**Work request:** For this exercise, restate the records word for word.

<<<<

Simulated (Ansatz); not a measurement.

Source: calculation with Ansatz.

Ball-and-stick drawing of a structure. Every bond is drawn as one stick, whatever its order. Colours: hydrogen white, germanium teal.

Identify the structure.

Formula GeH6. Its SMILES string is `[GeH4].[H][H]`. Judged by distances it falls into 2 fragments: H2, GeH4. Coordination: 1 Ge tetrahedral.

>>>>

**Solution:**
Simulated (Ansatz); not a measurement.

Source: calculation with Ansatz.

Ball-and-stick drawing of a structure. Every bond is drawn as one stick, whatever its order. Colours: hydrogen white, germanium teal.

Identify the structure.

Formula GeH6. Its SMILES string is `[GeH4].[H][H]`. Judged by distances it falls into 2 fragments: H2, GeH4. Coordination: 1 Ge tetrahedral.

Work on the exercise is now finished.